⁂

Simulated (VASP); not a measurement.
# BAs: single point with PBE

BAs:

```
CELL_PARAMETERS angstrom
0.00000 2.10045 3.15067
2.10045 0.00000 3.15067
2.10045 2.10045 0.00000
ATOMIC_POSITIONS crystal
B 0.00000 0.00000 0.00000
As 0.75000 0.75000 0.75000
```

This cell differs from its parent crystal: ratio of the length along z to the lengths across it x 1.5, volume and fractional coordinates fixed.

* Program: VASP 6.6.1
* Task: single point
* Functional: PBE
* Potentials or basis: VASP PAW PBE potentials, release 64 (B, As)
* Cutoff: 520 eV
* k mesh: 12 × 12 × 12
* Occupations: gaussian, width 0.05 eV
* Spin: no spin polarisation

⁂

**Brief**
Write every record out again, letter for letter.

**Problem solution**
Simulated (VASP); not a measurement.
# BAs: single point with PBE

BAs:

```
CELL_PARAMETERS angstrom
0.00000 2.10045 3.15067
2.10045 0.00000 3.15067
2.10045 2.10045 0.00000
ATOMIC_POSITIONS crystal
B 0.00000 0.00000 0.00000
As 0.75000 0.75000 0.75000
```

This cell differs from its parent crystal: ratio of the length along z to the lengths across it x 1.5, volume and fractional coordinates fixed.

* Program: VASP 6.6.1
* Task: single point
* Functional: PBE
* Potentials or basis: VASP PAW PBE potentials, release 64 (B, As)
* Cutoff: 520 eV
* k mesh: 12 × 12 × 12
* Occupations: gaussian, width 0.05 eV
* Spin: no spin polarisation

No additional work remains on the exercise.